WORK REQUEST
Set every record down again, exactly and completely.

DATA UNDER STUDY
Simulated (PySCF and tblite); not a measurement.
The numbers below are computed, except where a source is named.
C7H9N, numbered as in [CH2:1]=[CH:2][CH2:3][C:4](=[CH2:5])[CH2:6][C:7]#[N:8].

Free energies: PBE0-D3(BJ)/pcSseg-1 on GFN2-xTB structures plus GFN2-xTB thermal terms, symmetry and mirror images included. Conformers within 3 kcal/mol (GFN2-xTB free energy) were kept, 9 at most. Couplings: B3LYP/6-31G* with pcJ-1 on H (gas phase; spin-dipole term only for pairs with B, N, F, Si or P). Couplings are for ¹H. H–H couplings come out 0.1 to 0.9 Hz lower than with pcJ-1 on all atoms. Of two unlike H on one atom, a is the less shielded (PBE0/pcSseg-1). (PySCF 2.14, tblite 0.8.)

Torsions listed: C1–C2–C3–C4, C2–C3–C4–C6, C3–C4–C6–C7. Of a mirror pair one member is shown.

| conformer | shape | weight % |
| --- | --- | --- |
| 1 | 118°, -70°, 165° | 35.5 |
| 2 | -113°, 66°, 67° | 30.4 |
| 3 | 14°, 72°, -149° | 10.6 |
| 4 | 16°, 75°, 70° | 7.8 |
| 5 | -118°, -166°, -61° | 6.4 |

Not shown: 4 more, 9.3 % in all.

RESULT
Simulated (PySCF and tblite); not a measurement.
The numbers below are computed, except where a source is named.
C7H9N, numbered as in [CH2:1]=[CH:2][CH2:3][C:4](=[CH2:5])[CH2:6][C:7]#[N:8].

Free energies: PBE0-D3(BJ)/pcSseg-1 on GFN2-xTB structures plus GFN2-xTB thermal terms, symmetry and mirror images included. Conformers within 3 kcal/mol (GFN2-xTB free energy) were kept, 9 at most. Couplings: B3LYP/6-31G* with pcJ-1 on H (gas phase; spin-dipole term only for pairs with B, N, F, Si or P). Couplings are for ¹H. H–H couplings come out 0.1 to 0.9 Hz lower than with pcJ-1 on all atoms. Of two unlike H on one atom, a is the less shielded (PBE0/pcSseg-1). (PySCF 2.14, tblite 0.8.)

Torsions listed: C1–C2–C3–C4, C2–C3–C4–C6, C3–C4–C6–C7. Of a mirror pair one member is shown.

| conformer | shape | weight % |
| --- | --- | --- |
| 1 | 118°, -70°, 165° | 35.5 |
| 2 | -113°, 66°, 67° | 30.4 |
| 3 | 14°, 72°, -149° | 10.6 |
| 4 | 16°, 75°, 70° | 7.8 |
| 5 | -118°, -166°, -61° | 6.4 |

Not shown: 4 more, 9.3 % in all.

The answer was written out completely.